### WORK INSTRUCTION
Could you restate word for word every line of the records below, from the first one to the one holding "Problem. What are"?

### GIVEN ENTRIES
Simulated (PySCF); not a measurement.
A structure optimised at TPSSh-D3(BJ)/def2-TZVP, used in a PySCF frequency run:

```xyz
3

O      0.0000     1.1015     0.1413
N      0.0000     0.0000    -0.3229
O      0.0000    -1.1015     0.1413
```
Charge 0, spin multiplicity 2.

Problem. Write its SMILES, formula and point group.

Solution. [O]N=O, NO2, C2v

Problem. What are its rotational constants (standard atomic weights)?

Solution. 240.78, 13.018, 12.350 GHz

### ANSWER AREA
Simulated (PySCF); not a measurement.
A structure optimised at TPSSh-D3(BJ)/def2-TZVP, used in a PySCF frequency run:

```xyz
3

O      0.0000     1.1015     0.1413
N      0.0000     0.0000    -0.3229
O      0.0000    -1.1015     0.1413
```
Charge 0, spin multiplicity 2.

Problem. Write its SMILES, formula and point group.

Solution. [O]N=O, NO2, C2v

Problem. What are its rotational constants (standard atomic weights)?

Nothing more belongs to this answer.